■ **Work item**: Both the line containing "Alike in both" and the line containing "- pressure (GPa): 8.6" belong to the span. Output exactly that span from the listing below, and nothing outside it.

━━━ Stored data

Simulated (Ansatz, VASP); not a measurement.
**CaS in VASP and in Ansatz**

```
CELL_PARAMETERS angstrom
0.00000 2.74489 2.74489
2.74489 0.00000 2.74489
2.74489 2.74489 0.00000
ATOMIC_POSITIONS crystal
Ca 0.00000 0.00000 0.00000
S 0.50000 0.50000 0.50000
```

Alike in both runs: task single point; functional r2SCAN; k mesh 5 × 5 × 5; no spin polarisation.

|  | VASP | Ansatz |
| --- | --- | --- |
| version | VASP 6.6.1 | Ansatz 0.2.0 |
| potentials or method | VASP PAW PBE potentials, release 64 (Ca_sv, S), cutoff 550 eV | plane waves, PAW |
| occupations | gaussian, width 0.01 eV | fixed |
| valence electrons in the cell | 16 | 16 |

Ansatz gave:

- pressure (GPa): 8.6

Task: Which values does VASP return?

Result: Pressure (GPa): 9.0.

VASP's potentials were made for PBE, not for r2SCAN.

━━━━━━

■ **Task result**:
Alike in both runs: task single point; functional r2SCAN; k mesh 5 × 5 × 5; no spin polarisation.

|  | VASP | Ansatz |
| --- | --- | --- |
| version | VASP 6.6.1 | Ansatz 0.2.0 |
| potentials or method | VASP PAW PBE potentials, release 64 (Ca_sv, S), cutoff 550 eV | plane waves, PAW |
| occupations | gaussian, width 0.01 eV | fixed |
| valence electrons in the cell | 16 | 16 |

Ansatz gave:

- pressure (GPa): 8.6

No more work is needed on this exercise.